- Opening Delimiter -
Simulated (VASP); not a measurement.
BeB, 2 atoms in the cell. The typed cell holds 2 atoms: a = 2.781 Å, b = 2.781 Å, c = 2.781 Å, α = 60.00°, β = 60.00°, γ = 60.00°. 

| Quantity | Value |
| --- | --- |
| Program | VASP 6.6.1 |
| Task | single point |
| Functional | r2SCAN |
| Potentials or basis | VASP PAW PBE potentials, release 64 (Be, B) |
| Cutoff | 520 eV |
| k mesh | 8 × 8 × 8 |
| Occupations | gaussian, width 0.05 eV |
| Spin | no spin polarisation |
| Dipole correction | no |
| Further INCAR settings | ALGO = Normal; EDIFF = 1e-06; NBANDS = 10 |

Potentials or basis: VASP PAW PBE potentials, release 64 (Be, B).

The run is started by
- Closing Delimiter -

Exercise:
Repeat the listing in full, keeping every line exactly as it is.

Problem solution:
Simulated (VASP); not a measurement.
BeB, 2 atoms in the cell. The typed cell holds 2 atoms: a = 2.781 Å, b = 2.781 Å, c = 2.781 Å, α = 60.00°, β = 60.00°, γ = 60.00°. 

| Quantity | Value |
| --- | --- |
| Program | VASP 6.6.1 |
| Task | single point |
| Functional | r2SCAN |
| Potentials or basis | VASP PAW PBE potentials, release 64 (Be, B) |
| Cutoff | 520 eV |
| k mesh | 8 × 8 × 8 |
| Occupations | gaussian, width 0.05 eV |
| Spin | no spin polarisation |
| Dipole correction | no |
| Further INCAR settings | ALGO = Normal; EDIFF = 1e-06; NBANDS = 10 |

Potentials or basis: VASP PAW PBE potentials, release 64 (Be, B).

The run is started by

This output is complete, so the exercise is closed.